## Brief
The output is the lines below from the one with "Task: Order these" through the one with "Result: E (7.8", both included, printed exactly and with no other line.

## Information

**********

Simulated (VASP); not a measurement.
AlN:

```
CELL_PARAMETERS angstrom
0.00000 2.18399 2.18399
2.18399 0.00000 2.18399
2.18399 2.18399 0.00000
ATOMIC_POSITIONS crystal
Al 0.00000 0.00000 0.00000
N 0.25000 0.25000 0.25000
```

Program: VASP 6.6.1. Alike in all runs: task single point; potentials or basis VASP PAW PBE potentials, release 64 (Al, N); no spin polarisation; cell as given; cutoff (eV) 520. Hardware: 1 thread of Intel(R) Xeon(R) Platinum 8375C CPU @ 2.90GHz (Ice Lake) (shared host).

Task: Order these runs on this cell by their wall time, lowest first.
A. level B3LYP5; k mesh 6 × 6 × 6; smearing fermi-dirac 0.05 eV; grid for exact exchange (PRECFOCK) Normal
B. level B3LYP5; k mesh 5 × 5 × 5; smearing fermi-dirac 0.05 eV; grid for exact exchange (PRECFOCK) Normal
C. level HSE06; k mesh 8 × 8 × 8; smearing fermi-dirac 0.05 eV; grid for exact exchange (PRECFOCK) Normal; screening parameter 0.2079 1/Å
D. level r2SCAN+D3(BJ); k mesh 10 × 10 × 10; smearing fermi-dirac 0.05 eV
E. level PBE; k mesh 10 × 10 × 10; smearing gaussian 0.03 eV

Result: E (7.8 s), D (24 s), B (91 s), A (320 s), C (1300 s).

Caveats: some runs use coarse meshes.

**********

## Solution
Task: Order these runs on this cell by their wall time, lowest first.
A. level B3LYP5; k mesh 6 × 6 × 6; smearing fermi-dirac 0.05 eV; grid for exact exchange (PRECFOCK) Normal
B. level B3LYP5; k mesh 5 × 5 × 5; smearing fermi-dirac 0.05 eV; grid for exact exchange (PRECFOCK) Normal
C. level HSE06; k mesh 8 × 8 × 8; smearing fermi-dirac 0.05 eV; grid for exact exchange (PRECFOCK) Normal; screening parameter 0.2079 1/Å
D. level r2SCAN+D3(BJ); k mesh 10 × 10 × 10; smearing fermi-dirac 0.05 eV
E. level PBE; k mesh 10 × 10 × 10; smearing gaussian 0.03 eV

Result: E (7.8 s), D (24 s), B (91 s), A (320 s), C (1300 s).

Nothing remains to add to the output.